*Data listing:*
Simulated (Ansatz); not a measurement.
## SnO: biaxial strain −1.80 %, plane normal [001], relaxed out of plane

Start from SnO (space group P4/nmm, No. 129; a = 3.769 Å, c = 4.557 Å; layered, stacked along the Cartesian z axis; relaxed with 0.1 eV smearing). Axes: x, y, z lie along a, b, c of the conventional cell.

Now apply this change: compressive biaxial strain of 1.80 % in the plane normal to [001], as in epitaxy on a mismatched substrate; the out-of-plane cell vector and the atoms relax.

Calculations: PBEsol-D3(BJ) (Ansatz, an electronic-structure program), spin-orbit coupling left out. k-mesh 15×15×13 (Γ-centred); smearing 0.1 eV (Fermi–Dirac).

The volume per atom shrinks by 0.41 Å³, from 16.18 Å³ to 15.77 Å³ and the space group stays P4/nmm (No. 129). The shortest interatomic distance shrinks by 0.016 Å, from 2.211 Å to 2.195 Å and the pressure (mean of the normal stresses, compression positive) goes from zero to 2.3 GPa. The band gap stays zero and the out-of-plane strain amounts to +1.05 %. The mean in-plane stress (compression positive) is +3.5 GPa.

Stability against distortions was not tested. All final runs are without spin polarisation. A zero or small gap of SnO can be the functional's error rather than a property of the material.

*Assigned task:*
Repeat each record in full; every line must match exactly.

*Result:*
Simulated (Ansatz); not a measurement.
## SnO: biaxial strain −1.80 %, plane normal [001], relaxed out of plane

Start from SnO (space group P4/nmm, No. 129; a = 3.769 Å, c = 4.557 Å; layered, stacked along the Cartesian z axis; relaxed with 0.1 eV smearing). Axes: x, y, z lie along a, b, c of the conventional cell.

Now apply this change: compressive biaxial strain of 1.80 % in the plane normal to [001], as in epitaxy on a mismatched substrate; the out-of-plane cell vector and the atoms relax.

Calculations: PBEsol-D3(BJ) (Ansatz, an electronic-structure program), spin-orbit coupling left out. k-mesh 15×15×13 (Γ-centred); smearing 0.1 eV (Fermi–Dirac).

The volume per atom shrinks by 0.41 Å³, from 16.18 Å³ to 15.77 Å³ and the space group stays P4/nmm (No. 129). The shortest interatomic distance shrinks by 0.016 Å, from 2.211 Å to 2.195 Å and the pressure (mean of the normal stresses, compression positive) goes from zero to 2.3 GPa. The band gap stays zero and the out-of-plane strain amounts to +1.05 %. The mean in-plane stress (compression positive) is +3.5 GPa.

Stability against distortions was not tested. All final runs are without spin polarisation. A zero or small gap of SnO can be the functional's error rather than a property of the material.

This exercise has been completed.